■ REQUIRED ACTION ■
Retype verbatim the lines of the listing, from the very first through the line with "y crosses x".

:::::
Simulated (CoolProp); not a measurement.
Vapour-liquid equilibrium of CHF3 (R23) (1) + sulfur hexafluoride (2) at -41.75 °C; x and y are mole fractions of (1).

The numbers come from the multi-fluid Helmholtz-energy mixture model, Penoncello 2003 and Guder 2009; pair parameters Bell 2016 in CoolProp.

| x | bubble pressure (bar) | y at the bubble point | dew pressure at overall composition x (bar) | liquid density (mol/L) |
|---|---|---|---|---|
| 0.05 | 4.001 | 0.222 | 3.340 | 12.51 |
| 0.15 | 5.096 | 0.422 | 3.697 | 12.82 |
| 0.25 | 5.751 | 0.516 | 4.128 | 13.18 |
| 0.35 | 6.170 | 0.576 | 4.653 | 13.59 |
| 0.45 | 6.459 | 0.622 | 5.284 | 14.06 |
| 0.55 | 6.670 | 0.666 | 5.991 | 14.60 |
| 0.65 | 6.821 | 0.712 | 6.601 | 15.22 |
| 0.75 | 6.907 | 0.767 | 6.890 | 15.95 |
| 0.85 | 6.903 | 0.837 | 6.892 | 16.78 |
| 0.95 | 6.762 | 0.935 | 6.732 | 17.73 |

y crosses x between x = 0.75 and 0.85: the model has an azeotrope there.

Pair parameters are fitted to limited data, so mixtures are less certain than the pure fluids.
:::::

■ SOLUTION ■
Simulated (CoolProp); not a measurement.
Vapour-liquid equilibrium of CHF3 (R23) (1) + sulfur hexafluoride (2) at -41.75 °C; x and y are mole fractions of (1).

The numbers come from the multi-fluid Helmholtz-energy mixture model, Penoncello 2003 and Guder 2009; pair parameters Bell 2016 in CoolProp.

| x | bubble pressure (bar) | y at the bubble point | dew pressure at overall composition x (bar) | liquid density (mol/L) |
|---|---|---|---|---|
| 0.05 | 4.001 | 0.222 | 3.340 | 12.51 |
| 0.15 | 5.096 | 0.422 | 3.697 | 12.82 |
| 0.25 | 5.751 | 0.516 | 4.128 | 13.18 |
| 0.35 | 6.170 | 0.576 | 4.653 | 13.59 |
| 0.45 | 6.459 | 0.622 | 5.284 | 14.06 |
| 0.55 | 6.670 | 0.666 | 5.991 | 14.60 |
| 0.65 | 6.821 | 0.712 | 6.601 | 15.22 |
| 0.75 | 6.907 | 0.767 | 6.890 | 15.95 |
| 0.85 | 6.903 | 0.837 | 6.892 | 16.78 |
| 0.95 | 6.762 | 0.935 | 6.732 | 17.73 |

y crosses x between x = 0.75 and 0.85: the model has an azeotrope there.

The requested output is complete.